Supplied material:
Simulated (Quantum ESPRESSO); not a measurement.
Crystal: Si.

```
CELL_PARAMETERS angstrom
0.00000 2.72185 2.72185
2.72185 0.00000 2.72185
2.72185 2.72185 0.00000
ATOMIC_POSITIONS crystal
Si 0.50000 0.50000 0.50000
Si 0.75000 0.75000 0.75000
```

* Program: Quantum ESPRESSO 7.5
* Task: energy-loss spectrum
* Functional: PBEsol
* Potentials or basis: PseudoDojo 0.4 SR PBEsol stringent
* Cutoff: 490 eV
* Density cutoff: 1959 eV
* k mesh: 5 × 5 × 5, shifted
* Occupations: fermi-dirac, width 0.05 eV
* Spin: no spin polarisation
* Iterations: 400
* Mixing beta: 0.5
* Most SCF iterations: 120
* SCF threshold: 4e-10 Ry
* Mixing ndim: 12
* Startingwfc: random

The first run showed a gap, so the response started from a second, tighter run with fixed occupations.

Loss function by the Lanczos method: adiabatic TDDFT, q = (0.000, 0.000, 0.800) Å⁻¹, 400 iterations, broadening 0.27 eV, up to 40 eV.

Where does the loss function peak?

Requirement: Transcribe the data above in its entirety, exactly.

Your response:
Simulated (Quantum ESPRESSO); not a measurement.
Crystal: Si.

```
CELL_PARAMETERS angstrom
0.00000 2.72185 2.72185
2.72185 0.00000 2.72185
2.72185 2.72185 0.00000
ATOMIC_POSITIONS crystal
Si 0.50000 0.50000 0.50000
Si 0.75000 0.75000 0.75000
```

* Program: Quantum ESPRESSO 7.5
* Task: energy-loss spectrum
* Functional: PBEsol
* Potentials or basis: PseudoDojo 0.4 SR PBEsol stringent
* Cutoff: 490 eV
* Density cutoff: 1959 eV
* k mesh: 5 × 5 × 5, shifted
* Occupations: fermi-dirac, width 0.05 eV
* Spin: no spin polarisation
* Iterations: 400
* Mixing beta: 0.5
* Most SCF iterations: 120
* SCF threshold: 4e-10 Ry
* Mixing ndim: 12
* Startingwfc: random

The first run showed a gap, so the response started from a second, tighter run with fixed occupations.

Loss function by the Lanczos method: adiabatic TDDFT, q = (0.000, 0.000, 0.800) Å⁻¹, 400 iterations, broadening 0.27 eV, up to 40 eV.

Where does the loss function peak?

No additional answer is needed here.